■ **Work request**
All of the entries need to be copied character for character.

** Opening Excerpted data block **

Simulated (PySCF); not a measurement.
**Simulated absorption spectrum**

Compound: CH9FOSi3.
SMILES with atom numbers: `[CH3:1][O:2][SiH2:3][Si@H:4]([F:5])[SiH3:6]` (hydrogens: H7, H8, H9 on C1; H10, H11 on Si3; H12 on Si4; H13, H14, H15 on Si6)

** Closing Excerpted data block **

■ **Task answer**
Simulated (PySCF); not a measurement.
**Simulated absorption spectrum**

Compound: CH9FOSi3.
SMILES with atom numbers: `[CH3:1][O:2][SiH2:3][Si@H:4]([F:5])[SiH3:6]` (hydrogens: H7, H8, H9 on C1; H10, H11 on Si3; H12 on Si4; H13, H14, H15 on Si6)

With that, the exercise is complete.